» Data to examine:
──────────────────────────────

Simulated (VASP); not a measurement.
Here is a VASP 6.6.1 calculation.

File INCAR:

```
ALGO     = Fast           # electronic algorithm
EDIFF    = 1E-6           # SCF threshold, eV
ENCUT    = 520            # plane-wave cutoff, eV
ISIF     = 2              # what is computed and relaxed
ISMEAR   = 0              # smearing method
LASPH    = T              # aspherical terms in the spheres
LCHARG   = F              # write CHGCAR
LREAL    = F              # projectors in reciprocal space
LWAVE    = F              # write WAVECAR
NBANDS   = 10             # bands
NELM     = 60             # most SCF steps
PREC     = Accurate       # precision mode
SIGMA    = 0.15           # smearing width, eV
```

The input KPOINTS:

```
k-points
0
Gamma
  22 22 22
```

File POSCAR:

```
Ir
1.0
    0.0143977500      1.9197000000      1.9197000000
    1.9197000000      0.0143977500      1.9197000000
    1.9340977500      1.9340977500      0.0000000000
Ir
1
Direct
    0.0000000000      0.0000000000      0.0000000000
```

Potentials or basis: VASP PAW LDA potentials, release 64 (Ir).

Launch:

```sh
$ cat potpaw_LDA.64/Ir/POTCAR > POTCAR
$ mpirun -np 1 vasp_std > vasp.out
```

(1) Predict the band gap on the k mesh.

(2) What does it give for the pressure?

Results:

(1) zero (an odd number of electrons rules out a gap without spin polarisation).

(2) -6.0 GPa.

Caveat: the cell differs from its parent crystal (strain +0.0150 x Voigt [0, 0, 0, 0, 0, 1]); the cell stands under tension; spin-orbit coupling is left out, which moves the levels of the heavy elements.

──────────────────────────────

» Required action: Repeat the lines from the first one in the records through the line containing "(2) -6.0 GPa.", exactly as written, and nothing else.

» Task solution:
Simulated (VASP); not a measurement.
Here is a VASP 6.6.1 calculation.

File INCAR:

```
ALGO     = Fast           # electronic algorithm
EDIFF    = 1E-6           # SCF threshold, eV
ENCUT    = 520            # plane-wave cutoff, eV
ISIF     = 2              # what is computed and relaxed
ISMEAR   = 0              # smearing method
LASPH    = T              # aspherical terms in the spheres
LCHARG   = F              # write CHGCAR
LREAL    = F              # projectors in reciprocal space
LWAVE    = F              # write WAVECAR
NBANDS   = 10             # bands
NELM     = 60             # most SCF steps
PREC     = Accurate       # precision mode
SIGMA    = 0.15           # smearing width, eV
```

The input KPOINTS:

```
k-points
0
Gamma
  22 22 22
```

File POSCAR:

```
Ir
1.0
    0.0143977500      1.9197000000      1.9197000000
    1.9197000000      0.0143977500      1.9197000000
    1.9340977500      1.9340977500      0.0000000000
Ir
1
Direct
    0.0000000000      0.0000000000      0.0000000000
```

Potentials or basis: VASP PAW LDA potentials, release 64 (Ir).

Launch:

```sh
$ cat potpaw_LDA.64/Ir/POTCAR > POTCAR
$ mpirun -np 1 vasp_std > vasp.out
```

(1) Predict the band gap on the k mesh.

(2) What does it give for the pressure?

Results:

(1) zero (an odd number of electrons rules out a gap without spin polarisation).

(2) -6.0 GPa.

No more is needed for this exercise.